╭──

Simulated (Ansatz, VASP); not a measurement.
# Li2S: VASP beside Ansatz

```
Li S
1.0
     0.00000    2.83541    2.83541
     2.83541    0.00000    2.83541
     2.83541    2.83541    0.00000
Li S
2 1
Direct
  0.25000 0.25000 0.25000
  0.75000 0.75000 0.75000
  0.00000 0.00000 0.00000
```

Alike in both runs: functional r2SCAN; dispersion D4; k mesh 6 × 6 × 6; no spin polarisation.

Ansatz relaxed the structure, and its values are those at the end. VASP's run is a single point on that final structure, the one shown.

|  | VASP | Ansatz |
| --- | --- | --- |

╰──

BRIEF:
Return the records exactly, character for character.

WORKED SOLUTION:
Simulated (Ansatz, VASP); not a measurement.
# Li2S: VASP beside Ansatz

```
Li S
1.0
     0.00000    2.83541    2.83541
     2.83541    0.00000    2.83541
     2.83541    2.83541    0.00000
Li S
2 1
Direct
  0.25000 0.25000 0.25000
  0.75000 0.75000 0.75000
  0.00000 0.00000 0.00000
```

Alike in both runs: functional r2SCAN; dispersion D4; k mesh 6 × 6 × 6; no spin polarisation.

Ansatz relaxed the structure, and its values are those at the end. VASP's run is a single point on that final structure, the one shown.

|  | VASP | Ansatz |
| --- | --- | --- |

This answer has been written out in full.